- **Action item**
Type out the listing again, exactly, with every line included.

─── Extracted information

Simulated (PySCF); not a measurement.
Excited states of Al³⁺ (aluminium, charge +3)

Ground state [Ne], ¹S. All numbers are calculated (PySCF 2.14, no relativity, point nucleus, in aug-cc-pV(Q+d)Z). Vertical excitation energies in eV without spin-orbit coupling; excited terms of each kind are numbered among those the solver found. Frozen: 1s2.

──────

- **Exercise solution**
Simulated (PySCF); not a measurement.
Excited states of Al³⁺ (aluminium, charge +3)

Ground state [Ne], ¹S. All numbers are calculated (PySCF 2.14, no relativity, point nucleus, in aug-cc-pV(Q+d)Z). Vertical excitation energies in eV without spin-orbit coupling; excited terms of each kind are numbered among those the solver found. Frozen: 1s2.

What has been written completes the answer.